**Brief:** Give back exactly the lines that run from the beginning of the entries to the line containing "Atom numbers follow", both included, and nothing else.

[[ Dataset excerpts, beginning ]]
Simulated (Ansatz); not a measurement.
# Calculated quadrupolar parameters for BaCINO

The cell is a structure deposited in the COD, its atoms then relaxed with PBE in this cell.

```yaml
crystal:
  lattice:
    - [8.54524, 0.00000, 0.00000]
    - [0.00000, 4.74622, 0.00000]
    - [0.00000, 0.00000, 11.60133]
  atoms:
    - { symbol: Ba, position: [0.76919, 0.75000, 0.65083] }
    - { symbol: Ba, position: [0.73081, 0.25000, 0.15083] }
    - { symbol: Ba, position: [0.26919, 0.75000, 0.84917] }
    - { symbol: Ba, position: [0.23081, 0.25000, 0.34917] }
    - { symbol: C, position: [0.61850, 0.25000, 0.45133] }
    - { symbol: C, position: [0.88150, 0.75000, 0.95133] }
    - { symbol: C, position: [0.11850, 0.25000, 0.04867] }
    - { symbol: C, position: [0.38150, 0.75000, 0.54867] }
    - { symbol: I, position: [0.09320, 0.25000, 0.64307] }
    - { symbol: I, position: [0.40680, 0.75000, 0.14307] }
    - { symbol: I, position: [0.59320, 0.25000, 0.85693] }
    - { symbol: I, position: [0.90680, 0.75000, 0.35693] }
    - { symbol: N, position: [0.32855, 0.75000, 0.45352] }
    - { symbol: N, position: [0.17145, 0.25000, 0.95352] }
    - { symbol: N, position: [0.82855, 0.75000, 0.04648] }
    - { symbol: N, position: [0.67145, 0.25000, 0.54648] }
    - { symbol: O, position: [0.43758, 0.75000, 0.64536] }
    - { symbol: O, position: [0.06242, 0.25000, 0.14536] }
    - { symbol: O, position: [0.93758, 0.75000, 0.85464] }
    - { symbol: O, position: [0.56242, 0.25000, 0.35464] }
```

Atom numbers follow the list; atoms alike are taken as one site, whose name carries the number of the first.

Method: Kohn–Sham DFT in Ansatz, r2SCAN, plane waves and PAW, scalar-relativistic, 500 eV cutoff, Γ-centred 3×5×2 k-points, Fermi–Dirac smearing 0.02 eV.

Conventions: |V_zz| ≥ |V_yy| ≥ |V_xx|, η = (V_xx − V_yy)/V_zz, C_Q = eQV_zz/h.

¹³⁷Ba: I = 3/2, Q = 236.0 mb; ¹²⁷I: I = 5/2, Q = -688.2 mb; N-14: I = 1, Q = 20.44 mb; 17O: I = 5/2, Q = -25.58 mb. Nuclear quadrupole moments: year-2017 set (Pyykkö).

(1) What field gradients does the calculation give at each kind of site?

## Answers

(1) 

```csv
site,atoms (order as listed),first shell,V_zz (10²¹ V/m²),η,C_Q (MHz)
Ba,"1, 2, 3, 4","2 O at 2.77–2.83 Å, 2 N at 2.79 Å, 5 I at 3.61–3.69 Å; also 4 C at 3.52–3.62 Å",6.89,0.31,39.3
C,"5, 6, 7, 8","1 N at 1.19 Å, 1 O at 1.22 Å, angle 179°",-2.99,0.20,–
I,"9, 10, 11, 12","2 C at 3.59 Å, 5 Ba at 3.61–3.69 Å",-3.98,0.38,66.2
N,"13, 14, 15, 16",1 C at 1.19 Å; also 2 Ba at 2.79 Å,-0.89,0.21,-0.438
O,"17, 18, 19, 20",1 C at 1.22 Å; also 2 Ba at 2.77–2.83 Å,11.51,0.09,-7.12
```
[[ Dataset excerpts, end ]]

**Written solution:**
Simulated (Ansatz); not a measurement.
# Calculated quadrupolar parameters for BaCINO

The cell is a structure deposited in the COD, its atoms then relaxed with PBE in this cell.

```yaml
crystal:
  lattice:
    - [8.54524, 0.00000, 0.00000]
    - [0.00000, 4.74622, 0.00000]
    - [0.00000, 0.00000, 11.60133]
  atoms:
    - { symbol: Ba, position: [0.76919, 0.75000, 0.65083] }
    - { symbol: Ba, position: [0.73081, 0.25000, 0.15083] }
    - { symbol: Ba, position: [0.26919, 0.75000, 0.84917] }
    - { symbol: Ba, position: [0.23081, 0.25000, 0.34917] }
    - { symbol: C, position: [0.61850, 0.25000, 0.45133] }
    - { symbol: C, position: [0.88150, 0.75000, 0.95133] }
    - { symbol: C, position: [0.11850, 0.25000, 0.04867] }
    - { symbol: C, position: [0.38150, 0.75000, 0.54867] }
    - { symbol: I, position: [0.09320, 0.25000, 0.64307] }
    - { symbol: I, position: [0.40680, 0.75000, 0.14307] }
    - { symbol: I, position: [0.59320, 0.25000, 0.85693] }
    - { symbol: I, position: [0.90680, 0.75000, 0.35693] }
    - { symbol: N, position: [0.32855, 0.75000, 0.45352] }
    - { symbol: N, position: [0.17145, 0.25000, 0.95352] }
    - { symbol: N, position: [0.82855, 0.75000, 0.04648] }
    - { symbol: N, position: [0.67145, 0.25000, 0.54648] }
    - { symbol: O, position: [0.43758, 0.75000, 0.64536] }
    - { symbol: O, position: [0.06242, 0.25000, 0.14536] }
    - { symbol: O, position: [0.93758, 0.75000, 0.85464] }
    - { symbol: O, position: [0.56242, 0.25000, 0.35464] }
```

Atom numbers follow the list; atoms alike are taken as one site, whose name carries the number of the first.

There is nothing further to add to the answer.